* Record set *
***

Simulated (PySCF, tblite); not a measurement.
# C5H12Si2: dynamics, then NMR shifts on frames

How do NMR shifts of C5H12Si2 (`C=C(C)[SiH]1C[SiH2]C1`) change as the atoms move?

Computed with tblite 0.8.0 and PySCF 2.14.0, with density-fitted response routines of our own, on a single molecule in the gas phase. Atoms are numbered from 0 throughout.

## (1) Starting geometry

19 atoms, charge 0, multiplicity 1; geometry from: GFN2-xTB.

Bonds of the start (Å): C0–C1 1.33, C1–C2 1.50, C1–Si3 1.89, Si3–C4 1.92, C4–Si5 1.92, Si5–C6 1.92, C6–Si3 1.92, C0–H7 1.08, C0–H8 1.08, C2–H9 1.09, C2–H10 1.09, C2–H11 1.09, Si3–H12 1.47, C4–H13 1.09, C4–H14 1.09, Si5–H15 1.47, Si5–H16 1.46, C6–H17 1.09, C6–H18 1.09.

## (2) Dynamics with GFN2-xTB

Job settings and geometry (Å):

***

* Activity *
All the records shown above need to be given again exactly.

* Written reply *
Simulated (PySCF, tblite); not a measurement.
# C5H12Si2: dynamics, then NMR shifts on frames

How do NMR shifts of C5H12Si2 (`C=C(C)[SiH]1C[SiH2]C1`) change as the atoms move?

Computed with tblite 0.8.0 and PySCF 2.14.0, with density-fitted response routines of our own, on a single molecule in the gas phase. Atoms are numbered from 0 throughout.

## (1) Starting geometry

19 atoms, charge 0, multiplicity 1; geometry from: GFN2-xTB.

Bonds of the start (Å): C0–C1 1.33, C1–C2 1.50, C1–Si3 1.89, Si3–C4 1.92, C4–Si5 1.92, Si5–C6 1.92, C6–Si3 1.92, C0–H7 1.08, C0–H8 1.08, C2–H9 1.09, C2–H10 1.09, C2–H11 1.09, Si3–H12 1.47, C4–H13 1.09, C4–H14 1.09, Si5–H15 1.47, Si5–H16 1.46, C6–H17 1.09, C6–H18 1.09.

## (2) Dynamics with GFN2-xTB

Job settings and geometry (Å):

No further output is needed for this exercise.